Raw data:
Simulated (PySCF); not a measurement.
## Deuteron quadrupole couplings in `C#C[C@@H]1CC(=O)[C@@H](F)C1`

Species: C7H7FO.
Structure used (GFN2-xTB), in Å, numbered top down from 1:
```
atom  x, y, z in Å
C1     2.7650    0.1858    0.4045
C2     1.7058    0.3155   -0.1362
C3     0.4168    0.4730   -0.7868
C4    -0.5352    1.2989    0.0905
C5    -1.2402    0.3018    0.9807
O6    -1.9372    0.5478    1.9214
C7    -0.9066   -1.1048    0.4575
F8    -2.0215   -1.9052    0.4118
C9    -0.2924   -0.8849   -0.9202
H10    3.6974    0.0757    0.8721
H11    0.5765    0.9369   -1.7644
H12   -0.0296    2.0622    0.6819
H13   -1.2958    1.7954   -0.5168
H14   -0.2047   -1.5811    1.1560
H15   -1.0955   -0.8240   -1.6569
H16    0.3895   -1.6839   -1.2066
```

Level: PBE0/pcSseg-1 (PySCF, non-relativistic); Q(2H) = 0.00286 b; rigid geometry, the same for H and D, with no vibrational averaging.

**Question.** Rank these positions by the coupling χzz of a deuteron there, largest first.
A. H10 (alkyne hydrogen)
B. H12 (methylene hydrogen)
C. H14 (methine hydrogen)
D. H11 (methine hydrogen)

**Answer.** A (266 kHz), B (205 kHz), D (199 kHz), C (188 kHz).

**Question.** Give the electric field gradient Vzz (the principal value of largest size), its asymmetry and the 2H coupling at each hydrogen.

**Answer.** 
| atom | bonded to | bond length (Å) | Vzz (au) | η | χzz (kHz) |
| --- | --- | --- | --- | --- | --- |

Assignment: Repeat the whole of the data above exactly as it appears.

Written answer:
Simulated (PySCF); not a measurement.
## Deuteron quadrupole couplings in `C#C[C@@H]1CC(=O)[C@@H](F)C1`

Species: C7H7FO.
Structure used (GFN2-xTB), in Å, numbered top down from 1:
```
atom  x, y, z in Å
C1     2.7650    0.1858    0.4045
C2     1.7058    0.3155   -0.1362
C3     0.4168    0.4730   -0.7868
C4    -0.5352    1.2989    0.0905
C5    -1.2402    0.3018    0.9807
O6    -1.9372    0.5478    1.9214
C7    -0.9066   -1.1048    0.4575
F8    -2.0215   -1.9052    0.4118
C9    -0.2924   -0.8849   -0.9202
H10    3.6974    0.0757    0.8721
H11    0.5765    0.9369   -1.7644
H12   -0.0296    2.0622    0.6819
H13   -1.2958    1.7954   -0.5168
H14   -0.2047   -1.5811    1.1560
H15   -1.0955   -0.8240   -1.6569
H16    0.3895   -1.6839   -1.2066
```

Level: PBE0/pcSseg-1 (PySCF, non-relativistic); Q(2H) = 0.00286 b; rigid geometry, the same for H and D, with no vibrational averaging.

**Question.** Rank these positions by the coupling χzz of a deuteron there, largest first.
A. H10 (alkyne hydrogen)
B. H12 (methylene hydrogen)
C. H14 (methine hydrogen)
D. H11 (methine hydrogen)

**Answer.** A (266 kHz), B (205 kHz), D (199 kHz), C (188 kHz).

**Question.** Give the electric field gradient Vzz (the principal value of largest size), its asymmetry and the 2H coupling at each hydrogen.

**Answer.** 
| atom | bonded to | bond length (Å) | Vzz (au) | η | χzz (kHz) |
| --- | --- | --- | --- | --- | --- |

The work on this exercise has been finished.